> **ACTIVITY**:
Beginning with the first line of the data below, set down each line exactly through the line that contains "What follows when this structure is relaxed?".

> **DATA TO EXAMINE**:
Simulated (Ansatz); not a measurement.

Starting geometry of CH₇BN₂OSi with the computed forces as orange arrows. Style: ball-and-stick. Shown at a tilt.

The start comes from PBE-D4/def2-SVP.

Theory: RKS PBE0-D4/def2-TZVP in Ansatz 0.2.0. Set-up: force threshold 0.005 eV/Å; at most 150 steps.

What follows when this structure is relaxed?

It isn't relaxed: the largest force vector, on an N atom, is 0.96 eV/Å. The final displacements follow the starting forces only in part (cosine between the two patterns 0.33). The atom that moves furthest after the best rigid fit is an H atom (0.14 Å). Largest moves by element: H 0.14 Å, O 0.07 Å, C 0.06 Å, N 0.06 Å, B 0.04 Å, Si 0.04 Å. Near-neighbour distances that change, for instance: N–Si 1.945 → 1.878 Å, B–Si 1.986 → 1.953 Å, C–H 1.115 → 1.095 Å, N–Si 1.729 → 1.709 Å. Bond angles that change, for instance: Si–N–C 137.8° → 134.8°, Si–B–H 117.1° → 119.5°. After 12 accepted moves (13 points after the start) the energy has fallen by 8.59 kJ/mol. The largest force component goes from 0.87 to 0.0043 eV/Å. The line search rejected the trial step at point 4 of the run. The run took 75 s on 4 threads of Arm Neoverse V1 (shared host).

> **REPLY**:
Simulated (Ansatz); not a measurement.

Starting geometry of CH₇BN₂OSi with the computed forces as orange arrows. Style: ball-and-stick. Shown at a tilt.

The start comes from PBE-D4/def2-SVP.

Theory: RKS PBE0-D4/def2-TZVP in Ansatz 0.2.0. Set-up: force threshold 0.005 eV/Å; at most 150 steps.

What follows when this structure is relaxed?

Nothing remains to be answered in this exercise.